◆ WORK REQUEST ◆
For this exercise, transcribe all of the records exactly as given.

◆ INFORMATION ◆
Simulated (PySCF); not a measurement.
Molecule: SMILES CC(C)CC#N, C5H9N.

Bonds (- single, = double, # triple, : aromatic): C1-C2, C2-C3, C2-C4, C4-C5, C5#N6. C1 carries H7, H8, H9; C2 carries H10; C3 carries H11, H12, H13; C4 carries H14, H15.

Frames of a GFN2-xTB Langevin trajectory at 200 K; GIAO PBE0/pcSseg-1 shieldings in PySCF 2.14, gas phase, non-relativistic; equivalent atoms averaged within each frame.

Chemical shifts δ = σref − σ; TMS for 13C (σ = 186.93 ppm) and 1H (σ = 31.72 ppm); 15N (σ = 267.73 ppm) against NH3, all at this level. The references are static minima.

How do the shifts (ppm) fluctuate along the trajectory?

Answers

◆ WRITTEN RESPONSE ◆
Simulated (PySCF); not a measurement.
Molecule: SMILES CC(C)CC#N, C5H9N.

Bonds (- single, = double, # triple, : aromatic): C1-C2, C2-C3, C2-C4, C4-C5, C5#N6. C1 carries H7, H8, H9; C2 carries H10; C3 carries H11, H12, H13; C4 carries H14, H15.

Frames of a GFN2-xTB Langevin trajectory at 200 K; GIAO PBE0/pcSseg-1 shieldings in PySCF 2.14, gas phase, non-relativistic; equivalent atoms averaged within each frame.

Chemical shifts δ = σref − σ; TMS for 13C (σ = 186.93 ppm) and 1H (σ = 31.72 ppm); 15N (σ = 267.73 ppm) against NH3, all at this level. The references are static minima.

How do the shifts (ppm) fluctuate along the trajectory?

Answers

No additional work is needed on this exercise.